Requirement =>
Transcribe the lines from the start of the data below through the line with "Orthographic view. Atoms", word for word and nothing more.

Material supplied =>
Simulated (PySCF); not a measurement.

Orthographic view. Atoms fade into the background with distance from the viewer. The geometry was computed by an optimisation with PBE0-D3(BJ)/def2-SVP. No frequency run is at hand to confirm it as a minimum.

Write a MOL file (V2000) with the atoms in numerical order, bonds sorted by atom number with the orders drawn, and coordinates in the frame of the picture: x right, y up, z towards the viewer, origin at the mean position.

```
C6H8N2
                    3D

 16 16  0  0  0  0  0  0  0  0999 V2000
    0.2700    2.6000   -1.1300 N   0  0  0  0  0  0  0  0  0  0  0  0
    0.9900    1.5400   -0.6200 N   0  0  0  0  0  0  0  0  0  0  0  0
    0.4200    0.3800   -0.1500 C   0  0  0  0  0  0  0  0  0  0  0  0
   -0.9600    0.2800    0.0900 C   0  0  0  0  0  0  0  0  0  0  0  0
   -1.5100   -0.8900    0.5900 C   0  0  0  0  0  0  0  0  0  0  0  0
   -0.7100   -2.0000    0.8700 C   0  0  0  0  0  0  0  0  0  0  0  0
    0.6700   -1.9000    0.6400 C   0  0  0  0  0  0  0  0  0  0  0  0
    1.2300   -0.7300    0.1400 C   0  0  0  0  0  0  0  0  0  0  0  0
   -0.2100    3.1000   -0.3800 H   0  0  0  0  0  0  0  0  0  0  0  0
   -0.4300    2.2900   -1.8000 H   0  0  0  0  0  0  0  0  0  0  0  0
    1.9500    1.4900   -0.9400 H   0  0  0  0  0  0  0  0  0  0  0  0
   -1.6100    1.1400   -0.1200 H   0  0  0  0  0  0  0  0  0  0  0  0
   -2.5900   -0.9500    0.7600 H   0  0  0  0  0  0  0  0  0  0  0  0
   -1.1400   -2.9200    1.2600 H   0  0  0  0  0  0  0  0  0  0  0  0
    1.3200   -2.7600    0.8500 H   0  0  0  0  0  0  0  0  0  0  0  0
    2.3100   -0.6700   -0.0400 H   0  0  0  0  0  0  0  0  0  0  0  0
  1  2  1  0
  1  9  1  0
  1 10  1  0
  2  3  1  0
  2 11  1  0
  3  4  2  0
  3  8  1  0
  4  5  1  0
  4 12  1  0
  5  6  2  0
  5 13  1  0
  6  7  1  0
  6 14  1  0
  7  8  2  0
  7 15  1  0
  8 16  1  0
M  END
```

Task solution =>
Simulated (PySCF); not a measurement.

Orthographic view. Atoms fade into the background with distance from the viewer. The geometry was computed by an optimisation with PBE0-D3(BJ)/def2-SVP. No frequency run is at hand to confirm it as a minimum.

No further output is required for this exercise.